● Assignment
The full listing, copied exactly, is the required output.

──────────────────────────────

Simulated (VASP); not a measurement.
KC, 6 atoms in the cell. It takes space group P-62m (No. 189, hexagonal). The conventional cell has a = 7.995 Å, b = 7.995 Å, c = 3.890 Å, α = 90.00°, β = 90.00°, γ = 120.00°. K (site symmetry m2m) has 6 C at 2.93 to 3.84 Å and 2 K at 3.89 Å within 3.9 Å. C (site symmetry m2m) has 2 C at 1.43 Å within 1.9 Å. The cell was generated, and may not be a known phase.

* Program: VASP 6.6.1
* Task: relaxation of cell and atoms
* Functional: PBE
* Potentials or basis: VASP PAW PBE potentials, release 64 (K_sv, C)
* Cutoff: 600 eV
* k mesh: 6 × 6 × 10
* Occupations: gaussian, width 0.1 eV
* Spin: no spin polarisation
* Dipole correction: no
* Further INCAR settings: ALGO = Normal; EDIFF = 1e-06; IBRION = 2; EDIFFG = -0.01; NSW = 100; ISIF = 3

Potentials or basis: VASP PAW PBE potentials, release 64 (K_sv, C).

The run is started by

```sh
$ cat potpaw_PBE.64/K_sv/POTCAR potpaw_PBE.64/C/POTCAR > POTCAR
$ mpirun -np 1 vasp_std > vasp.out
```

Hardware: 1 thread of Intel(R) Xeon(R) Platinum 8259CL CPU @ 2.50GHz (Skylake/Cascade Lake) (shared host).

──────────────────────────────

● Task solution
Simulated (VASP); not a measurement.
KC, 6 atoms in the cell. It takes space group P-62m (No. 189, hexagonal). The conventional cell has a = 7.995 Å, b = 7.995 Å, c = 3.890 Å, α = 90.00°, β = 90.00°, γ = 120.00°. K (site symmetry m2m) has 6 C at 2.93 to 3.84 Å and 2 K at 3.89 Å within 3.9 Å. C (site symmetry m2m) has 2 C at 1.43 Å within 1.9 Å. The cell was generated, and may not be a known phase.

* Program: VASP 6.6.1
* Task: relaxation of cell and atoms
* Functional: PBE
* Potentials or basis: VASP PAW PBE potentials, release 64 (K_sv, C)
* Cutoff: 600 eV
* k mesh: 6 × 6 × 10
* Occupations: gaussian, width 0.1 eV
* Spin: no spin polarisation
* Dipole correction: no
* Further INCAR settings: ALGO = Normal; EDIFF = 1e-06; IBRION = 2; EDIFFG = -0.01; NSW = 100; ISIF = 3

Potentials or basis: VASP PAW PBE potentials, release 64 (K_sv, C).

The run is started by

```sh
$ cat potpaw_PBE.64/K_sv/POTCAR potpaw_PBE.64/C/POTCAR > POTCAR
$ mpirun -np 1 vasp_std > vasp.out
```

Hardware: 1 thread of Intel(R) Xeon(R) Platinum 8259CL CPU @ 2.50GHz (Skylake/Cascade Lake) (shared host).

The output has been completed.